WORK TASK
A verbatim copy of each record is required.

[Opening EXTRACTED INFORMATION section]
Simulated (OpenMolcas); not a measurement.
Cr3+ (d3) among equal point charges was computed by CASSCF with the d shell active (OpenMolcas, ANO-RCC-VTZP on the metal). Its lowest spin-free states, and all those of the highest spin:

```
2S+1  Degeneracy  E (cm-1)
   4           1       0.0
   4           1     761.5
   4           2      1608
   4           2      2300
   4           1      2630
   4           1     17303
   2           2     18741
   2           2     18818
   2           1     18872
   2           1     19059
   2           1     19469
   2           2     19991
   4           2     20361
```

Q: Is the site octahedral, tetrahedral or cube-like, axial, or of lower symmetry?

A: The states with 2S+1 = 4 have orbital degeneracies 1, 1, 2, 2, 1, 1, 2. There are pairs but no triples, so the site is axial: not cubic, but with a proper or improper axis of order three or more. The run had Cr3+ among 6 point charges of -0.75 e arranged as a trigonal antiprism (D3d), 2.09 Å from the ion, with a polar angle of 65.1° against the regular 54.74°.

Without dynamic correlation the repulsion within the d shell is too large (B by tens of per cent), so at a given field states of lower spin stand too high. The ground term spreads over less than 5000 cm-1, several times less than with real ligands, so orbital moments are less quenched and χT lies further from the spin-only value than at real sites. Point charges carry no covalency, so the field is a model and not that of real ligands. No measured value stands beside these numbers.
[Closing EXTRACTED INFORMATION section]

RESPONSE AREA
Simulated (OpenMolcas); not a measurement.
Cr3+ (d3) among equal point charges was computed by CASSCF with the d shell active (OpenMolcas, ANO-RCC-VTZP on the metal). Its lowest spin-free states, and all those of the highest spin:

```
2S+1  Degeneracy  E (cm-1)
   4           1       0.0
   4           1     761.5
   4           2      1608
   4           2      2300
   4           1      2630
   4           1     17303
   2           2     18741
   2           2     18818
   2           1     18872
   2           1     19059
   2           1     19469
   2           2     19991
   4           2     20361
```

Q: Is the site octahedral, tetrahedral or cube-like, axial, or of lower symmetry?

A: The states with 2S+1 = 4 have orbital degeneracies 1, 1, 2, 2, 1, 1, 2. There are pairs but no triples, so the site is axial: not cubic, but with a proper or improper axis of order three or more. The run had Cr3+ among 6 point charges of -0.75 e arranged as a trigonal antiprism (D3d), 2.09 Å from the ion, with a polar angle of 65.1° against the regular 54.74°.

Without dynamic correlation the repulsion within the d shell is too large (B by tens of per cent), so at a given field states of lower spin stand too high. The ground term spreads over less than 5000 cm-1, several times less than with real ligands, so orbital moments are less quenched and χT lies further from the spin-only value than at real sites. Point charges carry no covalency, so the field is a model and not that of real ligands. No measured value stands beside these numbers.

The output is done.